------------------------
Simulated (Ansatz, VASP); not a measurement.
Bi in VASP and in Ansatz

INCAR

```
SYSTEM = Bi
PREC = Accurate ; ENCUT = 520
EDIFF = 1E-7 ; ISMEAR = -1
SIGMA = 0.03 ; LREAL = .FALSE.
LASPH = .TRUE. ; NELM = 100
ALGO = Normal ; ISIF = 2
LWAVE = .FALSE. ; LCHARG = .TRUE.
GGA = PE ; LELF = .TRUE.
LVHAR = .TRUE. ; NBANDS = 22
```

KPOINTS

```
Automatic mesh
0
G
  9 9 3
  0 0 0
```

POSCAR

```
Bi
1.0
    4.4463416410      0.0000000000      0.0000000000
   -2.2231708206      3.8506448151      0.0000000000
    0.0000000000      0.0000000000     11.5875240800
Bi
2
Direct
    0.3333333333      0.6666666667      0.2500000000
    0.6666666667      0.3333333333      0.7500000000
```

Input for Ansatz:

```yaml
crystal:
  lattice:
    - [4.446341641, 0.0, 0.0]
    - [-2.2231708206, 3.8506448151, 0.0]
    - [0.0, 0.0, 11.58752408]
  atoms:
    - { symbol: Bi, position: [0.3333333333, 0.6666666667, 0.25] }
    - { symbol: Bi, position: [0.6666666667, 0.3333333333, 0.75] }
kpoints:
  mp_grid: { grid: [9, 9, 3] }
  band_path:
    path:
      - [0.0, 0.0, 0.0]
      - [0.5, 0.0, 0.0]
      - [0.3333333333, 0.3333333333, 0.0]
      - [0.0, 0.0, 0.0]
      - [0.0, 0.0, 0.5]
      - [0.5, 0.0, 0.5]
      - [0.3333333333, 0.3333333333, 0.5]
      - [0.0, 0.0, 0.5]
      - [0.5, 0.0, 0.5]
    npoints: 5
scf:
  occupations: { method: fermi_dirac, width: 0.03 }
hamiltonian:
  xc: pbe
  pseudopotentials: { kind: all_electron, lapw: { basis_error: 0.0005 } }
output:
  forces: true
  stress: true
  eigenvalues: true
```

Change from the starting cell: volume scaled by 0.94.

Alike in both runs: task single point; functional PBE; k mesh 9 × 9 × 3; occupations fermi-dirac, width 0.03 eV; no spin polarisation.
------------------------

_Exercise:_
Reproduce exactly the lines of the records above from the one with "Bi in VASP and in Ansatz" to the one with "Change from the", both included, and leave out everything else.

_Exercise output:_
Bi in VASP and in Ansatz

INCAR

```
SYSTEM = Bi
PREC = Accurate ; ENCUT = 520
EDIFF = 1E-7 ; ISMEAR = -1
SIGMA = 0.03 ; LREAL = .FALSE.
LASPH = .TRUE. ; NELM = 100
ALGO = Normal ; ISIF = 2
LWAVE = .FALSE. ; LCHARG = .TRUE.
GGA = PE ; LELF = .TRUE.
LVHAR = .TRUE. ; NBANDS = 22
```

KPOINTS

```
Automatic mesh
0
G
  9 9 3
  0 0 0
```

POSCAR

```
Bi
1.0
    4.4463416410      0.0000000000      0.0000000000
   -2.2231708206      3.8506448151      0.0000000000
    0.0000000000      0.0000000000     11.5875240800
Bi
2
Direct
    0.3333333333      0.6666666667      0.2500000000
    0.6666666667      0.3333333333      0.7500000000
```

Input for Ansatz:

```yaml
crystal:
  lattice:
    - [4.446341641, 0.0, 0.0]
    - [-2.2231708206, 3.8506448151, 0.0]
    - [0.0, 0.0, 11.58752408]
  atoms:
    - { symbol: Bi, position: [0.3333333333, 0.6666666667, 0.25] }
    - { symbol: Bi, position: [0.6666666667, 0.3333333333, 0.75] }
kpoints:
  mp_grid: { grid: [9, 9, 3] }
  band_path:
    path:
      - [0.0, 0.0, 0.0]
      - [0.5, 0.0, 0.0]
      - [0.3333333333, 0.3333333333, 0.0]
      - [0.0, 0.0, 0.0]
      - [0.0, 0.0, 0.5]
      - [0.5, 0.0, 0.5]
      - [0.3333333333, 0.3333333333, 0.5]
      - [0.0, 0.0, 0.5]
      - [0.5, 0.0, 0.5]
    npoints: 5
scf:
  occupations: { method: fermi_dirac, width: 0.03 }
hamiltonian:
  xc: pbe
  pseudopotentials: { kind: all_electron, lapw: { basis_error: 0.0005 } }
output:
  forces: true
  stress: true
  eigenvalues: true
```

Change from the starting cell: volume scaled by 0.94.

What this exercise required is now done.